* **WORK REQUEST**
Please restate the material below word for word, from the first line through the one that contains "# Random fcc", inclusive.

* **DATA EXTRACT**
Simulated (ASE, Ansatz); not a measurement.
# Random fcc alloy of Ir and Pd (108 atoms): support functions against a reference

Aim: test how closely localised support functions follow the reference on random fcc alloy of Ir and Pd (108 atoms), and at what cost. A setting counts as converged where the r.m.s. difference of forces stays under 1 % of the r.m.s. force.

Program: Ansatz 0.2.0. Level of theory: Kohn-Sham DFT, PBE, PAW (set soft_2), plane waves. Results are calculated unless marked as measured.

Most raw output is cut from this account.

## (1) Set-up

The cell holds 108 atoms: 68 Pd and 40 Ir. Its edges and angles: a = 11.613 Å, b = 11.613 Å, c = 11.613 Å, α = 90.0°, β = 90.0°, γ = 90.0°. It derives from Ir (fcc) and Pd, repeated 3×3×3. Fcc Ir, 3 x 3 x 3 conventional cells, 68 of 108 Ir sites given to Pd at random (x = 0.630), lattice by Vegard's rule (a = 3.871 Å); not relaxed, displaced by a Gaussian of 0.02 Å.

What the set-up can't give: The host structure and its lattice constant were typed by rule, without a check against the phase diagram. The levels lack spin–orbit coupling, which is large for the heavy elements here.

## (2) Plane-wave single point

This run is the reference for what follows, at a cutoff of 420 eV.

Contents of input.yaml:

* **TASK RESPONSE**
Simulated (ASE, Ansatz); not a measurement.
# Random fcc alloy of Ir and Pd (108 atoms): support functions against a reference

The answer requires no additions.